* Entries shown
------------------------------------------------------------------------

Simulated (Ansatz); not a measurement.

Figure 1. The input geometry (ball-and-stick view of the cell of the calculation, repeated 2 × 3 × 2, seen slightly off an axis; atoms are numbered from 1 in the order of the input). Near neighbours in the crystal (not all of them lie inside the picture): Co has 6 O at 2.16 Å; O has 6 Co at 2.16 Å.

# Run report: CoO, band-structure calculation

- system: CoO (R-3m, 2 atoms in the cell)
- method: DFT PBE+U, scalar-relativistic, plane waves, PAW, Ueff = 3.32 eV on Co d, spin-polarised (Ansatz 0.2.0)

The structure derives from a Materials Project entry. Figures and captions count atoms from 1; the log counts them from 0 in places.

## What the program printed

------------------------------------------------------------------------

* Required action
Nothing in the data may be left out; copy every line exactly.

* Task result
Simulated (Ansatz); not a measurement.

Figure 1. The input geometry (ball-and-stick view of the cell of the calculation, repeated 2 × 3 × 2, seen slightly off an axis; atoms are numbered from 1 in the order of the input). Near neighbours in the crystal (not all of them lie inside the picture): Co has 6 O at 2.16 Å; O has 6 Co at 2.16 Å.

# Run report: CoO, band-structure calculation

- system: CoO (R-3m, 2 atoms in the cell)
- method: DFT PBE+U, scalar-relativistic, plane waves, PAW, Ueff = 3.32 eV on Co d, spin-polarised (Ansatz 0.2.0)

The structure derives from a Materials Project entry. Figures and captions count atoms from 1; the log counts them from 0 in places.

## What the program printed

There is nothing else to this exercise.